*Requirement*
Nothing in the listing below should be skipped, so transcribe it all exactly.

*Dataset records*
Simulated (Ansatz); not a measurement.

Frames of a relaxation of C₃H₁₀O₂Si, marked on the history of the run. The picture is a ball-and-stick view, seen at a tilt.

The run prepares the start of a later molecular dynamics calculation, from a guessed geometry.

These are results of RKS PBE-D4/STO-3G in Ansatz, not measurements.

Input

*Answer box*
Simulated (Ansatz); not a measurement.

Frames of a relaxation of C₃H₁₀O₂Si, marked on the history of the run. The picture is a ball-and-stick view, seen at a tilt.

The run prepares the start of a later molecular dynamics calculation, from a guessed geometry.

These are results of RKS PBE-D4/STO-3G in Ansatz, not measurements.

Input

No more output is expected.